────

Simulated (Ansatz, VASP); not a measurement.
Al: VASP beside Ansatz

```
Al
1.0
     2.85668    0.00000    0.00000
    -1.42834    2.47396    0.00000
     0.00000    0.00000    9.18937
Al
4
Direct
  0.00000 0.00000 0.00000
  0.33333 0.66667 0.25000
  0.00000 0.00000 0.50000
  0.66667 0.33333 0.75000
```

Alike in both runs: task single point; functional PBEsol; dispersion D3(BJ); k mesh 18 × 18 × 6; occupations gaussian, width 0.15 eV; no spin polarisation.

────

> [Work request] Reproduce all entries. Keep them exact.

> [Expected answer]
Simulated (Ansatz, VASP); not a measurement.
Al: VASP beside Ansatz

```
Al
1.0
     2.85668    0.00000    0.00000
    -1.42834    2.47396    0.00000
     0.00000    0.00000    9.18937
Al
4
Direct
  0.00000 0.00000 0.00000
  0.33333 0.66667 0.25000
  0.00000 0.00000 0.50000
  0.66667 0.33333 0.75000
```

Alike in both runs: task single point; functional PBEsol; dispersion D3(BJ); k mesh 18 × 18 × 6; occupations gaussian, width 0.15 eV; no spin polarisation.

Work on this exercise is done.